Work instruction: When you reach the records below, output each one exactly.

Source data:
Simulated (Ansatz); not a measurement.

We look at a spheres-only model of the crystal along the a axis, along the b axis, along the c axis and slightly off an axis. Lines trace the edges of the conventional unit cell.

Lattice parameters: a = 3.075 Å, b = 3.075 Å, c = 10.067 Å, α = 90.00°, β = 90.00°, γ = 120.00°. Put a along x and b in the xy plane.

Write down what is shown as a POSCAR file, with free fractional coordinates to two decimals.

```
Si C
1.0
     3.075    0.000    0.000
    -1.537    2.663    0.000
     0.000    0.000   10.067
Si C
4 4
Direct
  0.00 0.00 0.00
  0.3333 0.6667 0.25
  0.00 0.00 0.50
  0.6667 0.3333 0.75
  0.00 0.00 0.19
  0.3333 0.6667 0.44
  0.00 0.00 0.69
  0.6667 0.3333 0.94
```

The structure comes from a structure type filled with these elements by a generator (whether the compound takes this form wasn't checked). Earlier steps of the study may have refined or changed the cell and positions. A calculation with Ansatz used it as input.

Answer space:
Simulated (Ansatz); not a measurement.

We look at a spheres-only model of the crystal along the a axis, along the b axis, along the c axis and slightly off an axis. Lines trace the edges of the conventional unit cell.

Lattice parameters: a = 3.075 Å, b = 3.075 Å, c = 10.067 Å, α = 90.00°, β = 90.00°, γ = 120.00°. Put a along x and b in the xy plane.

Write down what is shown as a POSCAR file, with free fractional coordinates to two decimals.

```
Si C
1.0
     3.075    0.000    0.000
    -1.537    2.663    0.000
     0.000    0.000   10.067
Si C
4 4
Direct
  0.00 0.00 0.00
  0.3333 0.6667 0.25
  0.00 0.00 0.50
  0.6667 0.3333 0.75
  0.00 0.00 0.19
  0.3333 0.6667 0.44
  0.00 0.00 0.69
  0.6667 0.3333 0.94
```

The structure comes from a structure type filled with these elements by a generator (whether the compound takes this form wasn't checked). Earlier steps of the study may have refined or changed the cell and positions. A calculation with Ansatz used it as input.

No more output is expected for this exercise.